■ Recorded information:
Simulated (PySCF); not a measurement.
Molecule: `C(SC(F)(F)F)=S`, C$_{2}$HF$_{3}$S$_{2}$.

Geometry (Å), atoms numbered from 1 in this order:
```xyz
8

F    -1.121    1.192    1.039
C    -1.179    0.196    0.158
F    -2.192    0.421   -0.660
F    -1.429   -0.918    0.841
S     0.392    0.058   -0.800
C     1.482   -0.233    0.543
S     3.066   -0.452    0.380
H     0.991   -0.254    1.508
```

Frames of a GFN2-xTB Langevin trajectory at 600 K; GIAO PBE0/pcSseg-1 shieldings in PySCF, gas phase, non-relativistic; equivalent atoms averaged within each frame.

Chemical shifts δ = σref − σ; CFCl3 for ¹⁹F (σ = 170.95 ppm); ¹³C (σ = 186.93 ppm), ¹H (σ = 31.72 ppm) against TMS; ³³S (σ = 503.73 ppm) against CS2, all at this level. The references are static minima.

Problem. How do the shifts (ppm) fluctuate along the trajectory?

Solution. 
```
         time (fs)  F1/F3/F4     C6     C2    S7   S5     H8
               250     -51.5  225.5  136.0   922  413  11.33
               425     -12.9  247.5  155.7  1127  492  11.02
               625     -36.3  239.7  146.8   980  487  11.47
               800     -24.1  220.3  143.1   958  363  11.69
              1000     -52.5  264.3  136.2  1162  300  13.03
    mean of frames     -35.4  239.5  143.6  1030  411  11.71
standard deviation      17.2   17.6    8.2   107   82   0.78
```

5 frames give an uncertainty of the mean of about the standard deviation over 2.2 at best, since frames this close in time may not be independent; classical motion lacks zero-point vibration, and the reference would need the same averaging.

■ Work task:
Up to and including the line with "Frames of a", reproduce the material above exactly as it appears, starting from its first line.

■ Answer area:
Simulated (PySCF); not a measurement.
Molecule: `C(SC(F)(F)F)=S`, C$_{2}$HF$_{3}$S$_{2}$.

Geometry (Å), atoms numbered from 1 in this order:
```xyz
8

F    -1.121    1.192    1.039
C    -1.179    0.196    0.158
F    -2.192    0.421   -0.660
F    -1.429   -0.918    0.841
S     0.392    0.058   -0.800
C     1.482   -0.233    0.543
S     3.066   -0.452    0.380
H     0.991   -0.254    1.508
```

Frames of a GFN2-xTB Langevin trajectory at 600 K; GIAO PBE0/pcSseg-1 shieldings in PySCF, gas phase, non-relativistic; equivalent atoms averaged within each frame.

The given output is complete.